> EXERCISE DATA:
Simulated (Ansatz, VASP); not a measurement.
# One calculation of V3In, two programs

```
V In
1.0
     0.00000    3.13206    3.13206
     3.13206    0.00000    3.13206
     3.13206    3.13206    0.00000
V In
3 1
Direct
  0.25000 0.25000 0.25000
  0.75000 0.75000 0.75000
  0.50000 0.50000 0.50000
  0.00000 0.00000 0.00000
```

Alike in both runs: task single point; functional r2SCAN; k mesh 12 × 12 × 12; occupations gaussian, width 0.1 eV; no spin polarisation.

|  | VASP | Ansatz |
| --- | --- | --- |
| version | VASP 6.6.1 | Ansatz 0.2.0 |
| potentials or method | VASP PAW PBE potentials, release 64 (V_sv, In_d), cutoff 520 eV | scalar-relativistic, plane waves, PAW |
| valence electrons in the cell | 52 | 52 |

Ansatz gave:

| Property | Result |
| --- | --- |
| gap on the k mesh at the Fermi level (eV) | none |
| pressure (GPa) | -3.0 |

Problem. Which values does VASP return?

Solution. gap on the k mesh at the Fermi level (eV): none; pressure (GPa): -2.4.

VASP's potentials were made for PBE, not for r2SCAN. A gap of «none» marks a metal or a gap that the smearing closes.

> TASK ITEM:
Give back the listing exactly.

> WRITTEN SOLUTION:
Simulated (Ansatz, VASP); not a measurement.
# One calculation of V3In, two programs

```
V In
1.0
     0.00000    3.13206    3.13206
     3.13206    0.00000    3.13206
     3.13206    3.13206    0.00000
V In
3 1
Direct
  0.25000 0.25000 0.25000
  0.75000 0.75000 0.75000
  0.50000 0.50000 0.50000
  0.00000 0.00000 0.00000
```

Alike in both runs: task single point; functional r2SCAN; k mesh 12 × 12 × 12; occupations gaussian, width 0.1 eV; no spin polarisation.

|  | VASP | Ansatz |
| --- | --- | --- |
| version | VASP 6.6.1 | Ansatz 0.2.0 |
| potentials or method | VASP PAW PBE potentials, release 64 (V_sv, In_d), cutoff 520 eV | scalar-relativistic, plane waves, PAW |
| valence electrons in the cell | 52 | 52 |

Ansatz gave:

| Property | Result |
| --- | --- |
| gap on the k mesh at the Fermi level (eV) | none |
| pressure (GPa) | -3.0 |

Problem. Which values does VASP return?

Solution. gap on the k mesh at the Fermi level (eV): none; pressure (GPa): -2.4.

VASP's potentials were made for PBE, not for r2SCAN. A gap of «none» marks a metal or a gap that the smearing closes.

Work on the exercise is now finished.